Everything from the first line of the records below through the line containing "Aim: the electric" is to be retyped exactly; leave out the rest.

(DATA UNDER STUDY Opens)

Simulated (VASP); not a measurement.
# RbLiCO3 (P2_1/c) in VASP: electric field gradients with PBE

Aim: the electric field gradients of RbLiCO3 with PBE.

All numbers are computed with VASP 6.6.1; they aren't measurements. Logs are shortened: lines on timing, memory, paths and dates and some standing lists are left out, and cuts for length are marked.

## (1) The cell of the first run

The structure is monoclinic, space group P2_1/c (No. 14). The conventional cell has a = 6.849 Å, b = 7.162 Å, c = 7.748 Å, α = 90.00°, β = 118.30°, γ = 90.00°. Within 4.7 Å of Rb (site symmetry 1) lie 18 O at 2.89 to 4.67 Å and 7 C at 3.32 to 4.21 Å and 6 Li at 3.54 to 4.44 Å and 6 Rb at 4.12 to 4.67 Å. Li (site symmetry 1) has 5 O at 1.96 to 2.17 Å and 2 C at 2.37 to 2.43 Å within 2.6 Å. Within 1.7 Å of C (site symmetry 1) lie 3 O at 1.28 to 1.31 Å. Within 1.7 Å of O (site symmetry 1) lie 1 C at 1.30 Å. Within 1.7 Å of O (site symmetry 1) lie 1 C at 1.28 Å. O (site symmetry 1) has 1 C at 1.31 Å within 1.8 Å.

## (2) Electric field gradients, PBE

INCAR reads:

(DATA UNDER STUDY Closes)

*SOLUTION*.
Simulated (VASP); not a measurement.
# RbLiCO3 (P2_1/c) in VASP: electric field gradients with PBE

Aim: the electric field gradients of RbLiCO3 with PBE.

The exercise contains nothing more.